Dataset excerpts section start

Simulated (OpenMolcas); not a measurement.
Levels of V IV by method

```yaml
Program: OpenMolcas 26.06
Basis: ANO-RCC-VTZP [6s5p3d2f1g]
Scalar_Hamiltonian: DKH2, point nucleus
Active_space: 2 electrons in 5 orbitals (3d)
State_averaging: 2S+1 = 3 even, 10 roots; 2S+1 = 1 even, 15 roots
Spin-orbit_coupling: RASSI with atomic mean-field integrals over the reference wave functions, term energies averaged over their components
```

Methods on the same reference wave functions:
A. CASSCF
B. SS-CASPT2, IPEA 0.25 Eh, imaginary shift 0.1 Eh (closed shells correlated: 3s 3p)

Dataset excerpts section end

Required action >> Every line above is to be transcribed exactly, with nothing missed.

Answer box >>
Simulated (OpenMolcas); not a measurement.
Levels of V IV by method

```yaml
Program: OpenMolcas 26.06
Basis: ANO-RCC-VTZP [6s5p3d2f1g]
Scalar_Hamiltonian: DKH2, point nucleus
Active_space: 2 electrons in 5 orbitals (3d)
State_averaging: 2S+1 = 3 even, 10 roots; 2S+1 = 1 even, 15 roots
Spin-orbit_coupling: RASSI with atomic mean-field integrals over the reference wave functions, term energies averaged over their components
```

Methods on the same reference wave functions:
A. CASSCF
B. SS-CASPT2, IPEA 0.25 Eh, imaginary shift 0.1 Eh (closed shells correlated: 3s 3p)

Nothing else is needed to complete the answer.